__Requirement__
Repeat the listing that follows without a single change.

━━━━━━━━━━━━━━━━━━━━━━━━━━━━━━

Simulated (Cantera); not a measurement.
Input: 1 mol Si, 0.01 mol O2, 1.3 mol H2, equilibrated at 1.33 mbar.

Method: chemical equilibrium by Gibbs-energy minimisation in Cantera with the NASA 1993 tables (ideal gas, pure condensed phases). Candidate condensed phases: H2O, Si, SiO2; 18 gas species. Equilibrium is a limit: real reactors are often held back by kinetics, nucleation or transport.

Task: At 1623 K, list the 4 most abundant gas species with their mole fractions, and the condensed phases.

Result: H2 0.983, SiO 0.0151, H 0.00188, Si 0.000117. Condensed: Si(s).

━━━━━━━━━━━━━━━━━━━━━━━━━━━━━━

__Problem solution__
Simulated (Cantera); not a measurement.
Input: 1 mol Si, 0.01 mol O2, 1.3 mol H2, equilibrated at 1.33 mbar.

Method: chemical equilibrium by Gibbs-energy minimisation in Cantera with the NASA 1993 tables (ideal gas, pure condensed phases). Candidate condensed phases: H2O, Si, SiO2; 18 gas species. Equilibrium is a limit: real reactors are often held back by kinetics, nucleation or transport.

Task: At 1623 K, list the 4 most abundant gas species with their mole fractions, and the condensed phases.

Result: H2 0.983, SiO 0.0151, H 0.00188, Si 0.000117. Condensed: Si(s).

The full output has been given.